**Data**
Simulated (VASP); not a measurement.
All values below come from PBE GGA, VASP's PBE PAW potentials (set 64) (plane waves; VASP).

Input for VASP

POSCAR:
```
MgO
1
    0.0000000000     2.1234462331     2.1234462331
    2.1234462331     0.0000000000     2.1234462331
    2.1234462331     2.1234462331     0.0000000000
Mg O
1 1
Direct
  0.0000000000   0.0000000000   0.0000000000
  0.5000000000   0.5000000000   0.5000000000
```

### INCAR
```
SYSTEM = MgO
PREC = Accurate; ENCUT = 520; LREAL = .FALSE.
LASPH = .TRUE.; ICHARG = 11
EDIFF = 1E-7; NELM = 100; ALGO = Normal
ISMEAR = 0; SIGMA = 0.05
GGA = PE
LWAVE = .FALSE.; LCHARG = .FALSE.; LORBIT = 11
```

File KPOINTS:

**Work request**
Every record must be transcribed exactly as written.

**Exercise result**
Simulated (VASP); not a measurement.
All values below come from PBE GGA, VASP's PBE PAW potentials (set 64) (plane waves; VASP).

Input for VASP

POSCAR:
```
MgO
1
    0.0000000000     2.1234462331     2.1234462331
    2.1234462331     0.0000000000     2.1234462331
    2.1234462331     2.1234462331     0.0000000000
Mg O
1 1
Direct
  0.0000000000   0.0000000000   0.0000000000
  0.5000000000   0.5000000000   0.5000000000
```

### INCAR
```
SYSTEM = MgO
PREC = Accurate; ENCUT = 520; LREAL = .FALSE.
LASPH = .TRUE.; ICHARG = 11
EDIFF = 1E-7; NELM = 100; ALGO = Normal
ISMEAR = 0; SIGMA = 0.05
GGA = PE
LWAVE = .FALSE.; LCHARG = .FALSE.; LORBIT = 11
```

File KPOINTS:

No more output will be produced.